### Action item
In exact form, set down only those lines of the material that run from its first line to the line with "## Step 1: The structure", inclusive.

****

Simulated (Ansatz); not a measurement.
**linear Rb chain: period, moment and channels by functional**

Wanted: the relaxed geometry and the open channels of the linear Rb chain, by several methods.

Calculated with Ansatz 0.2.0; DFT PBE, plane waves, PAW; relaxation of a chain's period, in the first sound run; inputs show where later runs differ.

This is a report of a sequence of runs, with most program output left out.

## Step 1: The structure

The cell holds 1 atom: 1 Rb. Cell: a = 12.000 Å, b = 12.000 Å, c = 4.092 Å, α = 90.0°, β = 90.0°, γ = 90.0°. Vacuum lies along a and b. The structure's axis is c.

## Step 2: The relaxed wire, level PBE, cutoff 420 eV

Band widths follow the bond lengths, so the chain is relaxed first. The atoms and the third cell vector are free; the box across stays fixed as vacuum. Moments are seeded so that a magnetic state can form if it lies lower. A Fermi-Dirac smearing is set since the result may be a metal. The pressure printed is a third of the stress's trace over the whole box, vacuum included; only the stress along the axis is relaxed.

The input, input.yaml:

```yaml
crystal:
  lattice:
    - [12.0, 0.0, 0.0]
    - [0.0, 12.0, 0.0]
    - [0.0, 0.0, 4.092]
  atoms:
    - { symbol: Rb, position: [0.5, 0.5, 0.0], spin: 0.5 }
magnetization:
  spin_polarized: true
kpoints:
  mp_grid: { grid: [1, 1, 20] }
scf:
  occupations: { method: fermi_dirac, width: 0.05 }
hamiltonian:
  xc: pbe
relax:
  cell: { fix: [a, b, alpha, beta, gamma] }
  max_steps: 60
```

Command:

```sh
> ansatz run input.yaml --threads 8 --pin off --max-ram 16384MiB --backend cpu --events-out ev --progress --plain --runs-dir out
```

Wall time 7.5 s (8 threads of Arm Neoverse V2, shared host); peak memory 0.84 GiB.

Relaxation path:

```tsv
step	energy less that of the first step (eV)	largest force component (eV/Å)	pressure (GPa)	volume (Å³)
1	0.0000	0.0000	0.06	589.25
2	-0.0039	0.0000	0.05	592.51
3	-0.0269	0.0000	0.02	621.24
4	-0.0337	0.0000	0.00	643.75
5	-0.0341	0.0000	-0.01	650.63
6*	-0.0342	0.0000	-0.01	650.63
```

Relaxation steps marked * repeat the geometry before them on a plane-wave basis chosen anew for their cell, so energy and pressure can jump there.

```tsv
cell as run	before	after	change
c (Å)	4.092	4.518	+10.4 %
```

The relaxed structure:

****

### Exercise solution
Simulated (Ansatz); not a measurement.
**linear Rb chain: period, moment and channels by functional**

Wanted: the relaxed geometry and the open channels of the linear Rb chain, by several methods.

Calculated with Ansatz 0.2.0; DFT PBE, plane waves, PAW; relaxation of a chain's period, in the first sound run; inputs show where later runs differ.

This is a report of a sequence of runs, with most program output left out.

## Step 1: The structure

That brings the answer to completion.